-- -- --

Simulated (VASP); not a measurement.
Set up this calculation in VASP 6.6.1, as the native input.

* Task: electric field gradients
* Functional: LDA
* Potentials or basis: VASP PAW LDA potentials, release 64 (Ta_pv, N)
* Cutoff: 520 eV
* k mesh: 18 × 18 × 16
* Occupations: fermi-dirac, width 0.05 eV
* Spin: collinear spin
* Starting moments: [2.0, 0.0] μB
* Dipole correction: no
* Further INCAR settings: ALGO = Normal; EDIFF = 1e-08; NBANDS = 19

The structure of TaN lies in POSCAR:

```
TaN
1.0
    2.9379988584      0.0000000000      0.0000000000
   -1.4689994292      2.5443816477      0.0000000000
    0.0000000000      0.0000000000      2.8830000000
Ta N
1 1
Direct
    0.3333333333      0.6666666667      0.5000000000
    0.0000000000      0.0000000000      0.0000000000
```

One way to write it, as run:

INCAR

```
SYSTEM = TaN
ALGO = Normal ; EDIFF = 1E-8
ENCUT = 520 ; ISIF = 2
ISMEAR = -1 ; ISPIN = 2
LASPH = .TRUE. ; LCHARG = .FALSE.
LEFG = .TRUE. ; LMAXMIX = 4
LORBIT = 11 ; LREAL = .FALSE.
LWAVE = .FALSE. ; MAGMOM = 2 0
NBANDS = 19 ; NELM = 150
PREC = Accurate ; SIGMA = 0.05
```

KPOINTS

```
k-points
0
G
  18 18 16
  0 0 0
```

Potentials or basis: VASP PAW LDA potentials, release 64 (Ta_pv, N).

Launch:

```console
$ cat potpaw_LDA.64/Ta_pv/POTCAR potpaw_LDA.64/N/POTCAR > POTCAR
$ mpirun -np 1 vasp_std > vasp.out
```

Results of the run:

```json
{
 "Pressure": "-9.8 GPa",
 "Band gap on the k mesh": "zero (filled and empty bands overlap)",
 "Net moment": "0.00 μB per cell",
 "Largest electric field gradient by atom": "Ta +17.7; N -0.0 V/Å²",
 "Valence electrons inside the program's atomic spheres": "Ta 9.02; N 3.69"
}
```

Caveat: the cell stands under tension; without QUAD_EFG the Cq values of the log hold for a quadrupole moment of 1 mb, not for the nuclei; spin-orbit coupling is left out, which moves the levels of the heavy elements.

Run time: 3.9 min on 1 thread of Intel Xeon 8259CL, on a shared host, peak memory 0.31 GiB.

-- -- --

Brief:
An exact copy of the lines above between the line holding "Results of the" and the line holding "Caveat: the cell", inclusive, is the whole answer.

Response:
Results of the run:

```json
{
 "Pressure": "-9.8 GPa",
 "Band gap on the k mesh": "zero (filled and empty bands overlap)",
 "Net moment": "0.00 μB per cell",
 "Largest electric field gradient by atom": "Ta +17.7; N -0.0 V/Å²",
 "Valence electrons inside the program's atomic spheres": "Ta 9.02; N 3.69"
}
```

Caveat: the cell stands under tension; without QUAD_EFG the Cq values of the log hold for a quadrupole moment of 1 mb, not for the nuclei; spin-orbit coupling is left out, which moves the levels of the heavy elements.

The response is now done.